*Given data:*
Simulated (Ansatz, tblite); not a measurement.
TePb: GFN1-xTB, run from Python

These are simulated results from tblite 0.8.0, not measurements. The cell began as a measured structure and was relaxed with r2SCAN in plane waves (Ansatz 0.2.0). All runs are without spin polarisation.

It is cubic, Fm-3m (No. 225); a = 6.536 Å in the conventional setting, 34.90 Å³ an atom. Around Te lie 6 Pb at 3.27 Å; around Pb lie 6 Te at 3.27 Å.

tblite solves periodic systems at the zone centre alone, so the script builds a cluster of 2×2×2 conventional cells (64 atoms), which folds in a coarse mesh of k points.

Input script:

*Requirement:* Could you repeat exactly the lines above from the line with "It is cubic, Fm-3m" up to and including the line with "tblite solves periodic", and only those?

*Answer box:*
It is cubic, Fm-3m (No. 225); a = 6.536 Å in the conventional setting, 34.90 Å³ an atom. Around Te lie 6 Pb at 3.27 Å; around Pb lie 6 Te at 3.27 Å.

tblite solves periodic systems at the zone centre alone, so the script builds a cluster of 2×2×2 conventional cells (64 atoms), which folds in a coarse mesh of k points.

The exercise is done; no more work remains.